- Required action -
Beginning with the first line of the data below, reproduce every line unchanged, ending with the line that holds "Si 5.4857 2.5852 38.5421".

- The data -
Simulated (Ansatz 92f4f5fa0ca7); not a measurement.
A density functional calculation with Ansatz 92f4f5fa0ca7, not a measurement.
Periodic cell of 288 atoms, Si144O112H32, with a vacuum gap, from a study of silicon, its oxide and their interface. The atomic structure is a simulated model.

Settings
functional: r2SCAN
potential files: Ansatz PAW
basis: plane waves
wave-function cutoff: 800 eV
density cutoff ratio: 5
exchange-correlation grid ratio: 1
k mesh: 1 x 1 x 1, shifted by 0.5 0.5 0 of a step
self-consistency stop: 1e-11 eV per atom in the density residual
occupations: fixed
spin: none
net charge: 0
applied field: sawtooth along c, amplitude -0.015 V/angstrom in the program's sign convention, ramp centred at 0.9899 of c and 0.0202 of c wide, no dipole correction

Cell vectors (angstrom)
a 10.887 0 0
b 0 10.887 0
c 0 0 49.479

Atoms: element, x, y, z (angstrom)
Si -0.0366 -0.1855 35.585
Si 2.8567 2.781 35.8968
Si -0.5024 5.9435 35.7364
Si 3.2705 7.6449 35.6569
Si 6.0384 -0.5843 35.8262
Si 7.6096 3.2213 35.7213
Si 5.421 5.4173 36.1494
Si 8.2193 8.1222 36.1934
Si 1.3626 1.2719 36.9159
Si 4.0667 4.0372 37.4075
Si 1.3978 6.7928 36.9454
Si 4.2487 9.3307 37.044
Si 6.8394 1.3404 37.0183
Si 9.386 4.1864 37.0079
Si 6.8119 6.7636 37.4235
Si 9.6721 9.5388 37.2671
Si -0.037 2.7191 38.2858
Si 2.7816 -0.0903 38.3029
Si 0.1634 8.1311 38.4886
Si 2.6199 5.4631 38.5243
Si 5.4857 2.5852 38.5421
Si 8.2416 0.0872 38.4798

- Exercise answer -
Simulated (Ansatz 92f4f5fa0ca7); not a measurement.
A density functional calculation with Ansatz 92f4f5fa0ca7, not a measurement.
Periodic cell of 288 atoms, Si144O112H32, with a vacuum gap, from a study of silicon, its oxide and their interface. The atomic structure is a simulated model.

Settings
functional: r2SCAN
potential files: Ansatz PAW
basis: plane waves
wave-function cutoff: 800 eV
density cutoff ratio: 5
exchange-correlation grid ratio: 1
k mesh: 1 x 1 x 1, shifted by 0.5 0.5 0 of a step
self-consistency stop: 1e-11 eV per atom in the density residual
occupations: fixed
spin: none
net charge: 0
applied field: sawtooth along c, amplitude -0.015 V/angstrom in the program's sign convention, ramp centred at 0.9899 of c and 0.0202 of c wide, no dipole correction

Cell vectors (angstrom)
a 10.887 0 0
b 0 10.887 0
c 0 0 49.479

Atoms: element, x, y, z (angstrom)
Si -0.0366 -0.1855 35.585
Si 2.8567 2.781 35.8968
Si -0.5024 5.9435 35.7364
Si 3.2705 7.6449 35.6569
Si 6.0384 -0.5843 35.8262
Si 7.6096 3.2213 35.7213
Si 5.421 5.4173 36.1494
Si 8.2193 8.1222 36.1934
Si 1.3626 1.2719 36.9159
Si 4.0667 4.0372 37.4075
Si 1.3978 6.7928 36.9454
Si 4.2487 9.3307 37.044
Si 6.8394 1.3404 37.0183
Si 9.386 4.1864 37.0079
Si 6.8119 6.7636 37.4235
Si 9.6721 9.5388 37.2671
Si -0.037 2.7191 38.2858
Si 2.7816 -0.0903 38.3029
Si 0.1634 8.1311 38.4886
Si 2.6199 5.4631 38.5243
Si 5.4857 2.5852 38.5421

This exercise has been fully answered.